## REQUIRED ACTION
Can you return the records below exactly as they stand, but only from the first line through the one with "The structure was"?

## INFORMATION GIVEN
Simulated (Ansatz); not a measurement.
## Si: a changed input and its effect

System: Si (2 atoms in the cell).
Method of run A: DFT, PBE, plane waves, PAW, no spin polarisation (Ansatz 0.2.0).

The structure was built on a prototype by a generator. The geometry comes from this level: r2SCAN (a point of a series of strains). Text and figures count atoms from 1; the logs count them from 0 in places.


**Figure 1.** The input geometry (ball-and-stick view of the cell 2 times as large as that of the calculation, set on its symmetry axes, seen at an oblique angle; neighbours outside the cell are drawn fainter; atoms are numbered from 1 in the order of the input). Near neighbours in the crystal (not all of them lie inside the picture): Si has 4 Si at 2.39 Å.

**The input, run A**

## TASK RESULT
Simulated (Ansatz); not a measurement.
## Si: a changed input and its effect

System: Si (2 atoms in the cell).
Method of run A: DFT, PBE, plane waves, PAW, no spin polarisation (Ansatz 0.2.0).

The structure was built on a prototype by a generator. The geometry comes from this level: r2SCAN (a point of a series of strains). Text and figures count atoms from 1; the logs count them from 0 in places.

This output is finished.